Material provided →
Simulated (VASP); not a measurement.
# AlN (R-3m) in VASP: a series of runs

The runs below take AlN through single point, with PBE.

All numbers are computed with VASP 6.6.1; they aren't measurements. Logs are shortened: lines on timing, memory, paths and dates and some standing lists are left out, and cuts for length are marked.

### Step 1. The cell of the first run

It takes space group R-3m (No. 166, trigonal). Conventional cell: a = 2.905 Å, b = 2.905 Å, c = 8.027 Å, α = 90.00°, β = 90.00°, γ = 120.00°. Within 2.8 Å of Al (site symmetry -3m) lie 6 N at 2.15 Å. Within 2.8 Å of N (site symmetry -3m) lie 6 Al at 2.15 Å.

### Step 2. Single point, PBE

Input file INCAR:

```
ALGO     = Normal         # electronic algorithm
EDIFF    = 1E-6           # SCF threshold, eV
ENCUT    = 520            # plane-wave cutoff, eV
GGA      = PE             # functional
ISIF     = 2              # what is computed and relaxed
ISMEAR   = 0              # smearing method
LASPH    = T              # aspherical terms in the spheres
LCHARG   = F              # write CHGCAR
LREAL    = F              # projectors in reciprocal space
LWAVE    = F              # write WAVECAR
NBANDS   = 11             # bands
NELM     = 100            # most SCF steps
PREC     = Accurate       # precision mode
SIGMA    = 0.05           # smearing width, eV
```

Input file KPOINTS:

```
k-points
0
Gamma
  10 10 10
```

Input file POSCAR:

Activity → Retype the records above in full. Every word should match.

Exercise answer →
Simulated (VASP); not a measurement.
# AlN (R-3m) in VASP: a series of runs

The runs below take AlN through single point, with PBE.

All numbers are computed with VASP 6.6.1; they aren't measurements. Logs are shortened: lines on timing, memory, paths and dates and some standing lists are left out, and cuts for length are marked.

### Step 1. The cell of the first run

It takes space group R-3m (No. 166, trigonal). Conventional cell: a = 2.905 Å, b = 2.905 Å, c = 8.027 Å, α = 90.00°, β = 90.00°, γ = 120.00°. Within 2.8 Å of Al (site symmetry -3m) lie 6 N at 2.15 Å. Within 2.8 Å of N (site symmetry -3m) lie 6 Al at 2.15 Å.

### Step 2. Single point, PBE

Input file INCAR:

```
ALGO     = Normal         # electronic algorithm
EDIFF    = 1E-6           # SCF threshold, eV
ENCUT    = 520            # plane-wave cutoff, eV
GGA      = PE             # functional
ISIF     = 2              # what is computed and relaxed
ISMEAR   = 0              # smearing method
LASPH    = T              # aspherical terms in the spheres
LCHARG   = F              # write CHGCAR
LREAL    = F              # projectors in reciprocal space
LWAVE    = F              # write WAVECAR
NBANDS   = 11             # bands
NELM     = 100            # most SCF steps
PREC     = Accurate       # precision mode
SIGMA    = 0.05           # smearing width, eV
```

Input file KPOINTS:

```
k-points
0
Gamma
  10 10 10
```

Input file POSCAR:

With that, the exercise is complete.